_Provided data:_
Segment Open

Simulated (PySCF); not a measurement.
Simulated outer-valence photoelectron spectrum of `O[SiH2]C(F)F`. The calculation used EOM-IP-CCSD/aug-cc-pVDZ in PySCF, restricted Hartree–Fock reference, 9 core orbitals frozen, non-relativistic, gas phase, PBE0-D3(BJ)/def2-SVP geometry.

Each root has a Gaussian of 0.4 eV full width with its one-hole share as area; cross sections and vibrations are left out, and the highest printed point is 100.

Segment Closed

_Exercise:_
The reply is to be an exact repeat of the records above.

_Worked solution:_
Simulated (PySCF); not a measurement.
Simulated outer-valence photoelectron spectrum of `O[SiH2]C(F)F`. The calculation used EOM-IP-CCSD/aug-cc-pVDZ in PySCF, restricted Hartree–Fock reference, 9 core orbitals frozen, non-relativistic, gas phase, PBE0-D3(BJ)/def2-SVP geometry.

Each root has a Gaussian of 0.4 eV full width with its one-hole share as area; cross sections and vibrations are left out, and the highest printed point is 100.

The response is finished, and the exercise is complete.